» Activity
Retype word for word the lines of the data below, from the first to the one bearing "with question marks?", with that one included.

**********
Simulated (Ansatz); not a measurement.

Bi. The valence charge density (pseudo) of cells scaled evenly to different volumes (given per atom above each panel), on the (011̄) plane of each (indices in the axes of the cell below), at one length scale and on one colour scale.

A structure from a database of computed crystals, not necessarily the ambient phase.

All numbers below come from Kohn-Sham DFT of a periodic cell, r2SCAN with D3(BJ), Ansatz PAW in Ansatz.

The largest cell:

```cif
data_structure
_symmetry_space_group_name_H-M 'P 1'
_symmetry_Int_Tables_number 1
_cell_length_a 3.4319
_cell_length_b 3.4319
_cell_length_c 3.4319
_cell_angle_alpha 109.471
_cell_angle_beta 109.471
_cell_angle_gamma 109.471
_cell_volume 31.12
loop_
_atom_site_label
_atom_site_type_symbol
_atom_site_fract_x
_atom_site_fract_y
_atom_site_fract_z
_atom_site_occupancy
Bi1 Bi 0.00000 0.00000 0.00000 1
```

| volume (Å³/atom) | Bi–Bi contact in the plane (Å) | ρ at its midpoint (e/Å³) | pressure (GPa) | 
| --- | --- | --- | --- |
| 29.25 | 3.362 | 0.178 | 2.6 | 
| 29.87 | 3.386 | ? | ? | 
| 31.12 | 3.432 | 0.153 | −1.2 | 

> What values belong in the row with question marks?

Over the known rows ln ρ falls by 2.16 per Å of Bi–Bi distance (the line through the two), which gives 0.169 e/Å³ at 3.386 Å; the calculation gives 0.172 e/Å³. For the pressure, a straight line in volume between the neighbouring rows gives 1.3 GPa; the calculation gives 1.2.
**********

» Reply
Simulated (Ansatz); not a measurement.

Bi. The valence charge density (pseudo) of cells scaled evenly to different volumes (given per atom above each panel), on the (011̄) plane of each (indices in the axes of the cell below), at one length scale and on one colour scale.

A structure from a database of computed crystals, not necessarily the ambient phase.

All numbers below come from Kohn-Sham DFT of a periodic cell, r2SCAN with D3(BJ), Ansatz PAW in Ansatz.

The largest cell:

```cif
data_structure
_symmetry_space_group_name_H-M 'P 1'
_symmetry_Int_Tables_number 1
_cell_length_a 3.4319
_cell_length_b 3.4319
_cell_length_c 3.4319
_cell_angle_alpha 109.471
_cell_angle_beta 109.471
_cell_angle_gamma 109.471
_cell_volume 31.12
loop_
_atom_site_label
_atom_site_type_symbol
_atom_site_fract_x
_atom_site_fract_y
_atom_site_fract_z
_atom_site_occupancy
Bi1 Bi 0.00000 0.00000 0.00000 1
```

| volume (Å³/atom) | Bi–Bi contact in the plane (Å) | ρ at its midpoint (e/Å³) | pressure (GPa) | 
| --- | --- | --- | --- |
| 29.25 | 3.362 | 0.178 | 2.6 | 
| 29.87 | 3.386 | ? | ? | 
| 31.12 | 3.432 | 0.153 | −1.2 | 

> What values belong in the row with question marks?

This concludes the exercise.